§ Entries provided:
━━━━━━

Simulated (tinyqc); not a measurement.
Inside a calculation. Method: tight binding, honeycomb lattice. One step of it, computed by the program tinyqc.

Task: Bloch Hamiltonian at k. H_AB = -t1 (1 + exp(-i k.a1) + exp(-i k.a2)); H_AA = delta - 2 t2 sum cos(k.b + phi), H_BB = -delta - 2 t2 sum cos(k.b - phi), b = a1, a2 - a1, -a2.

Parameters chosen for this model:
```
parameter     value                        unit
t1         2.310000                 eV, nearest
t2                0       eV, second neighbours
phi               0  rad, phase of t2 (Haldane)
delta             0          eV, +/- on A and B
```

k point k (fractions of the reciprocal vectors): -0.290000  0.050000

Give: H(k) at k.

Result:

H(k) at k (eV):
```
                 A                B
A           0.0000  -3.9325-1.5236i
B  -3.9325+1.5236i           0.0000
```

━━━━━━

§ Required action:
Take the first line of the material above as the start and the line that contains "Task: Bloch Hamiltonian" as the end. Output only that span, every line exactly as it stands.

§ Your response:
Simulated (tinyqc); not a measurement.
Inside a calculation. Method: tight binding, honeycomb lattice. One step of it, computed by the program tinyqc.

Task: Bloch Hamiltonian at k. H_AB = -t1 (1 + exp(-i k.a1) + exp(-i k.a2)); H_AA = delta - 2 t2 sum cos(k.b + phi), H_BB = -delta - 2 t2 sum cos(k.b - phi), b = a1, a2 - a1, -a2.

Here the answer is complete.